Every entry must appear in the answer exactly as written.

RECORD EXCERPTS
• • • •
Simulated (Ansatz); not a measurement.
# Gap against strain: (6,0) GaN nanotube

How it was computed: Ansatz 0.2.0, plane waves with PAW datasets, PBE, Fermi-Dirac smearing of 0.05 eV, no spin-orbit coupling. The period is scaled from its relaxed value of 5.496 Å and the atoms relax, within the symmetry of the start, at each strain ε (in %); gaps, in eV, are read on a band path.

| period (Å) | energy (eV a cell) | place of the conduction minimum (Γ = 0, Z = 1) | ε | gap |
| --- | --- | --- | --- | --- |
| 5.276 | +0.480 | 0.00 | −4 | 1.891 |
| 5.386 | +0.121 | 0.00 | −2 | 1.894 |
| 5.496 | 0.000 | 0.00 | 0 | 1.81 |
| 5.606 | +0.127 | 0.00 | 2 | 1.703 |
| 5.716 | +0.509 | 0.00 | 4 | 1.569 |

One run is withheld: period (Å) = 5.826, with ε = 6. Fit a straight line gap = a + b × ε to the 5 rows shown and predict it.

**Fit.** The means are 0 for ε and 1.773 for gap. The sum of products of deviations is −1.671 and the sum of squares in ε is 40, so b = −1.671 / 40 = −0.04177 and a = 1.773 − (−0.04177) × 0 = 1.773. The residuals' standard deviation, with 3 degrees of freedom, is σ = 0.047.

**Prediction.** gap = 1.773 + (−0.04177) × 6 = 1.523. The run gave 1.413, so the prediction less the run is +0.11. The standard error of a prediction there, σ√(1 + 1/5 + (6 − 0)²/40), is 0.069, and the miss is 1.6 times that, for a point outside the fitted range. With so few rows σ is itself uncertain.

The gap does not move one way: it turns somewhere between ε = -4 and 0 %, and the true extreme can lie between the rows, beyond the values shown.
• • • •

TASK OUTPUT
Simulated (Ansatz); not a measurement.
# Gap against strain: (6,0) GaN nanotube

How it was computed: Ansatz 0.2.0, plane waves with PAW datasets, PBE, Fermi-Dirac smearing of 0.05 eV, no spin-orbit coupling. The period is scaled from its relaxed value of 5.496 Å and the atoms relax, within the symmetry of the start, at each strain ε (in %); gaps, in eV, are read on a band path.

| period (Å) | energy (eV a cell) | place of the conduction minimum (Γ = 0, Z = 1) | ε | gap |
| --- | --- | --- | --- | --- |
| 5.276 | +0.480 | 0.00 | −4 | 1.891 |
| 5.386 | +0.121 | 0.00 | −2 | 1.894 |
| 5.496 | 0.000 | 0.00 | 0 | 1.81 |
| 5.606 | +0.127 | 0.00 | 2 | 1.703 |
| 5.716 | +0.509 | 0.00 | 4 | 1.569 |

One run is withheld: period (Å) = 5.826, with ε = 6. Fit a straight line gap = a + b × ε to the 5 rows shown and predict it.

**Fit.** The means are 0 for ε and 1.773 for gap. The sum of products of deviations is −1.671 and the sum of squares in ε is 40, so b = −1.671 / 40 = −0.04177 and a = 1.773 − (−0.04177) × 0 = 1.773. The residuals' standard deviation, with 3 degrees of freedom, is σ = 0.047.

**Prediction.** gap = 1.773 + (−0.04177) × 6 = 1.523. The run gave 1.413, so the prediction less the run is +0.11. The standard error of a prediction there, σ√(1 + 1/5 + (6 − 0)²/40), is 0.069, and the miss is 1.6 times that, for a point outside the fitted range. With so few rows σ is itself uncertain.

The gap does not move one way: it turns somewhere between ε = -4 and 0 %, and the true extreme can lie between the rows, beyond the values shown.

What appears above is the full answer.